--- DATA EXCERPTS Enclosed Below ---

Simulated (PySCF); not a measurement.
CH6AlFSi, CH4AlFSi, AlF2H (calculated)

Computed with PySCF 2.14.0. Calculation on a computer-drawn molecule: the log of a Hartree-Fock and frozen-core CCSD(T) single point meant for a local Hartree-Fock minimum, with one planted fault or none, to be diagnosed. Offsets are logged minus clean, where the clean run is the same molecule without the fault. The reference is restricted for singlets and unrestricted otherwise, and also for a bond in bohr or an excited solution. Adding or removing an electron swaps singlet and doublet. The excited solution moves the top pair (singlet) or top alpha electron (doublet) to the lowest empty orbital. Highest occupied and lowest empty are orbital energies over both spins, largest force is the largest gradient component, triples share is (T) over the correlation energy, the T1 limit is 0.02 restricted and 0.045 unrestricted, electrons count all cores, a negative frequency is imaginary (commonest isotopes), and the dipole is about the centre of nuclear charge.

--- End of Enclosed DATA EXCERPTS ---

WORK ITEM → Copy out the data exactly, keeping each line whole.

EXERCISE ANSWER →
Simulated (PySCF); not a measurement.
CH6AlFSi, CH4AlFSi, AlF2H (calculated)

Computed with PySCF 2.14.0. Calculation on a computer-drawn molecule: the log of a Hartree-Fock and frozen-core CCSD(T) single point meant for a local Hartree-Fock minimum, with one planted fault or none, to be diagnosed. Offsets are logged minus clean, where the clean run is the same molecule without the fault. The reference is restricted for singlets and unrestricted otherwise, and also for a bond in bohr or an excited solution. Adding or removing an electron swaps singlet and doublet. The excited solution moves the top pair (singlet) or top alpha electron (doublet) to the lowest empty orbital. Highest occupied and lowest empty are orbital energies over both spins, largest force is the largest gradient component, triples share is (T) over the correlation energy, the T1 limit is 0.02 restricted and 0.045 unrestricted, electrons count all cores, a negative frequency is imaginary (commonest isotopes), and the dipole is about the centre of nuclear charge.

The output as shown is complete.